# Work item
A verbatim copy of all entries is the expected output.

# Input data
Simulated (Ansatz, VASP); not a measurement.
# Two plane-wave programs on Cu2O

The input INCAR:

# Exercise result
Simulated (Ansatz, VASP); not a measurement.
# Two plane-wave programs on Cu2O

The input INCAR:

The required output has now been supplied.